ACTIVITY: Nothing but the entries, copied exactly, should appear in the response.

INFORMATION PROVIDED:
▬▬▬▬▬▬

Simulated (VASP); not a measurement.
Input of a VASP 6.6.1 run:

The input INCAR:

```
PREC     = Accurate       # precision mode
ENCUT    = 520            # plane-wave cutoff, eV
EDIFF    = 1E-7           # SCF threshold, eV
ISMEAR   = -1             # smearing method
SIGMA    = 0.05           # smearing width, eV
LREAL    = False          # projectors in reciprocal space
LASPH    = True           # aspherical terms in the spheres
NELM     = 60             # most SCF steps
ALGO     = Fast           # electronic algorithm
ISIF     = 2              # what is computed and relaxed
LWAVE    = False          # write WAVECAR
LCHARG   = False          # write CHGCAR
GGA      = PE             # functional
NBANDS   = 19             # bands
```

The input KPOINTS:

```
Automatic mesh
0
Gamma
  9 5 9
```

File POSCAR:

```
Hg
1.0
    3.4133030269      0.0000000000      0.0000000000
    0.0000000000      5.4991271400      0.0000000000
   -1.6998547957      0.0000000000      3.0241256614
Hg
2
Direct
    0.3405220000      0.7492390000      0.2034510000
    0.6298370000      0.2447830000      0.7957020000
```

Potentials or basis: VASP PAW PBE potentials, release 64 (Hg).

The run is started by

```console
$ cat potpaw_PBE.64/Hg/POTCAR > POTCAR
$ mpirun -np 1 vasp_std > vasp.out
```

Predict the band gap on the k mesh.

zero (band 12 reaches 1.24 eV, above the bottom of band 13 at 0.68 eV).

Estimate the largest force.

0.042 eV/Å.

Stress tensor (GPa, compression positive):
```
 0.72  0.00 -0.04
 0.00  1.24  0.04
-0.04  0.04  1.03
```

▬▬▬▬▬▬

SOLUTION:
Simulated (VASP); not a measurement.
Input of a VASP 6.6.1 run:

The input INCAR:

```
PREC     = Accurate       # precision mode
ENCUT    = 520            # plane-wave cutoff, eV
EDIFF    = 1E-7           # SCF threshold, eV
ISMEAR   = -1             # smearing method
SIGMA    = 0.05           # smearing width, eV
LREAL    = False          # projectors in reciprocal space
LASPH    = True           # aspherical terms in the spheres
NELM     = 60             # most SCF steps
ALGO     = Fast           # electronic algorithm
ISIF     = 2              # what is computed and relaxed
LWAVE    = False          # write WAVECAR
LCHARG   = False          # write CHGCAR
GGA      = PE             # functional
NBANDS   = 19             # bands
```

The input KPOINTS:

```
Automatic mesh
0
Gamma
  9 5 9
```

File POSCAR:

```
Hg
1.0
    3.4133030269      0.0000000000      0.0000000000
    0.0000000000      5.4991271400      0.0000000000
   -1.6998547957      0.0000000000      3.0241256614
Hg
2
Direct
    0.3405220000      0.7492390000      0.2034510000
    0.6298370000      0.2447830000      0.7957020000
```

Potentials or basis: VASP PAW PBE potentials, release 64 (Hg).

The run is started by

```console
$ cat potpaw_PBE.64/Hg/POTCAR > POTCAR
$ mpirun -np 1 vasp_std > vasp.out
```

Predict the band gap on the k mesh.

zero (band 12 reaches 1.24 eV, above the bottom of band 13 at 0.68 eV).

Estimate the largest force.

0.042 eV/Å.

Stress tensor (GPa, compression positive):
```
 0.72  0.00 -0.04
 0.00  1.24  0.04
-0.04  0.04  1.03
```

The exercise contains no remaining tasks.